[[ SUPPLIED INFORMATION, beginning ]]
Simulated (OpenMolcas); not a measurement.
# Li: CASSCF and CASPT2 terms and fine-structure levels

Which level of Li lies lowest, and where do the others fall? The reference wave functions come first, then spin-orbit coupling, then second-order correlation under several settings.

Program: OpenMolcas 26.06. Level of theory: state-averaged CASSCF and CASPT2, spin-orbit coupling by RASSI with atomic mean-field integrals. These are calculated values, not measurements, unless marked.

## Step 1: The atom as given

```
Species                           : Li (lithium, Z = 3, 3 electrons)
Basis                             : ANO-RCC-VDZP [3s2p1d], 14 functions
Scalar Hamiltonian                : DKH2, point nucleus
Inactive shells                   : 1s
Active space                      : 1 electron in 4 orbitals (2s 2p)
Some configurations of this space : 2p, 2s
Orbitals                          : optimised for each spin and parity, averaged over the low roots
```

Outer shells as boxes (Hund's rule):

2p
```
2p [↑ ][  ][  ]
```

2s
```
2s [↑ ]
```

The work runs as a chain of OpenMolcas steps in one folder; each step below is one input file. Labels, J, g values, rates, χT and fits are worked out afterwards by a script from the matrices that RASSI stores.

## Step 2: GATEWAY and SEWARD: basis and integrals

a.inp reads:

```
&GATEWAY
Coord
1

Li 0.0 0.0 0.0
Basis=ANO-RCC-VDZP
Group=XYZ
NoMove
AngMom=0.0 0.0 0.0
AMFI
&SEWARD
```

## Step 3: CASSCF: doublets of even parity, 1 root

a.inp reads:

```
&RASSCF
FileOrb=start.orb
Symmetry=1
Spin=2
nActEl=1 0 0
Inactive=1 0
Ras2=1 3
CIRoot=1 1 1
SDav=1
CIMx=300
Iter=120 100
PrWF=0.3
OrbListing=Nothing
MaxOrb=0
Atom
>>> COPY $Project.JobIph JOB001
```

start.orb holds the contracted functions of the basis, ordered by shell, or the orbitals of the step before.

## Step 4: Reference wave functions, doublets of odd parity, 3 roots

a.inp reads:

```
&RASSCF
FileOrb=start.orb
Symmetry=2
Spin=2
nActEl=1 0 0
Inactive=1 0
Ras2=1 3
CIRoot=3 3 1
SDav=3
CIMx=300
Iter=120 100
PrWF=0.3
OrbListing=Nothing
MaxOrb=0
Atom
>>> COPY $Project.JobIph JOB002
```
[[ SUPPLIED INFORMATION, end ]]

● **WORK ITEM**
Find the line with "## Step 3: CASSCF: doublets" in the entries above. Retype it and each line after it, exactly, through the line with "start.orb holds the", and stop there.

● **EXERCISE OUTPUT**
## Step 3: CASSCF: doublets of even parity, 1 root

a.inp reads:

```
&RASSCF
FileOrb=start.orb
Symmetry=1
Spin=2
nActEl=1 0 0
Inactive=1 0
Ras2=1 3
CIRoot=1 1 1
SDav=1
CIMx=300
Iter=120 100
PrWF=0.3
OrbListing=Nothing
MaxOrb=0
Atom
>>> COPY $Project.JobIph JOB001
```

start.orb holds the contracted functions of the basis, ordered by shell, or the orbitals of the step before.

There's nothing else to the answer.